———

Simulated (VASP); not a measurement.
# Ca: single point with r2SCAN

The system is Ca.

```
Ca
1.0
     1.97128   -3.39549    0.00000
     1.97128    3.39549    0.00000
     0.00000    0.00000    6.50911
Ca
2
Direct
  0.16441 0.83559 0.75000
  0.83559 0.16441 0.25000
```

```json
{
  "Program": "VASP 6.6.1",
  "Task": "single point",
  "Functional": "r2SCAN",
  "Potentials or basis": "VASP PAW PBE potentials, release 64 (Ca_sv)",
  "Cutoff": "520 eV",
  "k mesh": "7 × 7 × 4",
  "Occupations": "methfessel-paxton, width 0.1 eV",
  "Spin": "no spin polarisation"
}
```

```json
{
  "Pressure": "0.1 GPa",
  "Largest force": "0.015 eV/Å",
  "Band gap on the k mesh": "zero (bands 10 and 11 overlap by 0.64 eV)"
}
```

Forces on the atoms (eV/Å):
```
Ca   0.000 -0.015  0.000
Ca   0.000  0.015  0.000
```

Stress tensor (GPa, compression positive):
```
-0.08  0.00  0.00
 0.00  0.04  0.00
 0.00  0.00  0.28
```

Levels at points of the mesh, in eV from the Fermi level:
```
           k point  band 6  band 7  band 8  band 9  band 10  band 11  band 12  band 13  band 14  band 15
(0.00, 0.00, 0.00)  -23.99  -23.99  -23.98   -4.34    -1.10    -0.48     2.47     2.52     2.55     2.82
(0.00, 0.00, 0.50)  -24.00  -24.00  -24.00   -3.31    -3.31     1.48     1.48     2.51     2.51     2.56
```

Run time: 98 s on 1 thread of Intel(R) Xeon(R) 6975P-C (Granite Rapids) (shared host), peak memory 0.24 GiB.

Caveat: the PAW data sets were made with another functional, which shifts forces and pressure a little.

———

Task item
Stop after the line containing "Run time: 98": print exactly the lines from the start of the entries above up to it, that line included.

Task output
Simulated (VASP); not a measurement.
# Ca: single point with r2SCAN

The system is Ca.

```
Ca
1.0
     1.97128   -3.39549    0.00000
     1.97128    3.39549    0.00000
     0.00000    0.00000    6.50911
Ca
2
Direct
  0.16441 0.83559 0.75000
  0.83559 0.16441 0.25000
```

```json
{
  "Program": "VASP 6.6.1",
  "Task": "single point",
  "Functional": "r2SCAN",
  "Potentials or basis": "VASP PAW PBE potentials, release 64 (Ca_sv)",
  "Cutoff": "520 eV",
  "k mesh": "7 × 7 × 4",
  "Occupations": "methfessel-paxton, width 0.1 eV",
  "Spin": "no spin polarisation"
}
```

```json
{
  "Pressure": "0.1 GPa",
  "Largest force": "0.015 eV/Å",
  "Band gap on the k mesh": "zero (bands 10 and 11 overlap by 0.64 eV)"
}
```

Forces on the atoms (eV/Å):
```
Ca   0.000 -0.015  0.000
Ca   0.000  0.015  0.000
```

Stress tensor (GPa, compression positive):
```
-0.08  0.00  0.00
 0.00  0.04  0.00
 0.00  0.00  0.28
```

Levels at points of the mesh, in eV from the Fermi level:
```
           k point  band 6  band 7  band 8  band 9  band 10  band 11  band 12  band 13  band 14  band 15
(0.00, 0.00, 0.00)  -23.99  -23.99  -23.98   -4.34    -1.10    -0.48     2.47     2.52     2.55     2.82
(0.00, 0.00, 0.50)  -24.00  -24.00  -24.00   -3.31    -3.31     1.48     1.48     2.51     2.51     2.56
```

Run time: 98 s on 1 thread of Intel(R) Xeon(R) 6975P-C (Granite Rapids) (shared host), peak memory 0.24 GiB.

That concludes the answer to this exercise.